──────── AVAILABLE DATA

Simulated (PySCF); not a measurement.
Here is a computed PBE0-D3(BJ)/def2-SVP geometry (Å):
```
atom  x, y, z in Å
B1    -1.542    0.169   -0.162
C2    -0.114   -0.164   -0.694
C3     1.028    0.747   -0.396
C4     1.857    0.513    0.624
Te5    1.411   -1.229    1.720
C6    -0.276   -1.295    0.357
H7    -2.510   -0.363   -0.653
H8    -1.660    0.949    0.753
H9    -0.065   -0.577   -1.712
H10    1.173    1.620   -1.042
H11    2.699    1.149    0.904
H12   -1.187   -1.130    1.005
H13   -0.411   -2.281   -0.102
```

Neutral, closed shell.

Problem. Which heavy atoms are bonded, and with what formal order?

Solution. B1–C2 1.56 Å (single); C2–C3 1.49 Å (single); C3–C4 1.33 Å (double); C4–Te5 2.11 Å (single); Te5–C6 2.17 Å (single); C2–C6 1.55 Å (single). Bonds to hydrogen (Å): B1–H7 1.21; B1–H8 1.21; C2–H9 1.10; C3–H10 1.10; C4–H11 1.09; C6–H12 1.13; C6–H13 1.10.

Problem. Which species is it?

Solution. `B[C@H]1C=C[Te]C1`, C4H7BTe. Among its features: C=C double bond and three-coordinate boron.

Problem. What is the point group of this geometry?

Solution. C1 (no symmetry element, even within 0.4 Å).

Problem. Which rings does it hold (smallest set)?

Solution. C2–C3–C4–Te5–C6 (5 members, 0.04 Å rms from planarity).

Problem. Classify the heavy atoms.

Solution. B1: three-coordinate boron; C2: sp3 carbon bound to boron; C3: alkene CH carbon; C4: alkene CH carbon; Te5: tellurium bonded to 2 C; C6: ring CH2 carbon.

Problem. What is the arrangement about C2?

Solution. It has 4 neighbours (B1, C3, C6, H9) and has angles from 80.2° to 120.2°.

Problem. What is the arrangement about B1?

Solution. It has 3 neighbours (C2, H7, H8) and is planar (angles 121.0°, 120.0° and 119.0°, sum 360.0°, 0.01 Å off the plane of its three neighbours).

────────────────

WORK INSTRUCTION.
Your task is to restate, word for word, only those lines above that fall between the line holding "Problem. Which species is it?" and the line holding "Problem. What is the arrangement about B1?", inclusive.

WORKED SOLUTION.
Problem. Which species is it?

Solution. `B[C@H]1C=C[Te]C1`, C4H7BTe. Among its features: C=C double bond and three-coordinate boron.

Problem. What is the point group of this geometry?

Solution. C1 (no symmetry element, even within 0.4 Å).

Problem. Which rings does it hold (smallest set)?

Solution. C2–C3–C4–Te5–C6 (5 members, 0.04 Å rms from planarity).

Problem. Classify the heavy atoms.

Solution. B1: three-coordinate boron; C2: sp3 carbon bound to boron; C3: alkene CH carbon; C4: alkene CH carbon; Te5: tellurium bonded to 2 C; C6: ring CH2 carbon.

Problem. What is the arrangement about C2?

Solution. It has 4 neighbours (B1, C3, C6, H9) and has angles from 80.2° to 120.2°.

Problem. What is the arrangement about B1?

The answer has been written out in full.